## REQUIRED ACTION
There is material below. Print exactly the lines starting at the line with "(0.063, 1.822, 1.191)" and ending at the line with "Labels in which", ends included, and no others.

## DATASET CONTENT
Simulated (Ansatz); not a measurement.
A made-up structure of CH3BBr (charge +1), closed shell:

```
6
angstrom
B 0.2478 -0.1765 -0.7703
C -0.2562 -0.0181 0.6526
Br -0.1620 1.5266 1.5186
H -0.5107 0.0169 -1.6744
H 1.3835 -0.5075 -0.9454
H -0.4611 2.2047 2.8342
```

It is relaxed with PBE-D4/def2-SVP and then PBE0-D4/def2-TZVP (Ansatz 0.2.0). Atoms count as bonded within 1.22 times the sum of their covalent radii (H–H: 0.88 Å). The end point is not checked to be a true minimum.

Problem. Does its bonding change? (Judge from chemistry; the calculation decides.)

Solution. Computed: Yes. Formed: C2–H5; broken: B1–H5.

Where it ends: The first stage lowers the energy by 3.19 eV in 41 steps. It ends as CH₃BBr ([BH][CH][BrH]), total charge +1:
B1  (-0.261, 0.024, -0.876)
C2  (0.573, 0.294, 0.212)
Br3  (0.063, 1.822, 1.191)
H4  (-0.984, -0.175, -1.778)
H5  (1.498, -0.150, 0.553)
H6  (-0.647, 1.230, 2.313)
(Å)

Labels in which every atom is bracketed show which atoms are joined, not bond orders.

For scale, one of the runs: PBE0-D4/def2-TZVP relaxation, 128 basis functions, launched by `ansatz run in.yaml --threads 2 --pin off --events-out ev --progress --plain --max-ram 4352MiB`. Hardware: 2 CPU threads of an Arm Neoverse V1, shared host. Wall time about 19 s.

## RESULT
Br3  (0.063, 1.822, 1.191)
H4  (-0.984, -0.175, -1.778)
H5  (1.498, -0.150, 0.553)
H6  (-0.647, 1.230, 2.313)
(Å)

Labels in which every atom is bracketed show which atoms are joined, not bond orders.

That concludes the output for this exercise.